**Dataset content**.
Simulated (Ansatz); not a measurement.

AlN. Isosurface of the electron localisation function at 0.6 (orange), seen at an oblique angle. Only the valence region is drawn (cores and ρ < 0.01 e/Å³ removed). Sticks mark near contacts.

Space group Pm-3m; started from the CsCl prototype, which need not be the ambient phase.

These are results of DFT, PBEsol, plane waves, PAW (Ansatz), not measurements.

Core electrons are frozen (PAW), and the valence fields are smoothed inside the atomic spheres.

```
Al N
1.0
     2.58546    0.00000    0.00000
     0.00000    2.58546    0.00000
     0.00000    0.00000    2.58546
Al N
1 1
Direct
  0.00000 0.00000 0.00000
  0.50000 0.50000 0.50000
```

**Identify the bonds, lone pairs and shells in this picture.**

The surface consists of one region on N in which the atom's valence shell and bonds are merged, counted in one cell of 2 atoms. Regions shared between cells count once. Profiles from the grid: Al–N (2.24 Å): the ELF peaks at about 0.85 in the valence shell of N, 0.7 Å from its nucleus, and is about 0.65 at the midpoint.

**Action item**. Write out the data above once more, exactly as it stands.

**Exercise solution**.
Simulated (Ansatz); not a measurement.

AlN. Isosurface of the electron localisation function at 0.6 (orange), seen at an oblique angle. Only the valence region is drawn (cores and ρ < 0.01 e/Å³ removed). Sticks mark near contacts.

Space group Pm-3m; started from the CsCl prototype, which need not be the ambient phase.

These are results of DFT, PBEsol, plane waves, PAW (Ansatz), not measurements.

Core electrons are frozen (PAW), and the valence fields are smoothed inside the atomic spheres.

```
Al N
1.0
     2.58546    0.00000    0.00000
     0.00000    2.58546    0.00000
     0.00000    0.00000    2.58546
Al N
1 1
Direct
  0.00000 0.00000 0.00000
  0.50000 0.50000 0.50000
```

**Identify the bonds, lone pairs and shells in this picture.**

The surface consists of one region on N in which the atom's valence shell and bonds are merged, counted in one cell of 2 atoms. Regions shared between cells count once. Profiles from the grid: Al–N (2.24 Å): the ELF peaks at about 0.85 in the valence shell of N, 0.7 Å from its nucleus, and is about 0.65 at the midpoint.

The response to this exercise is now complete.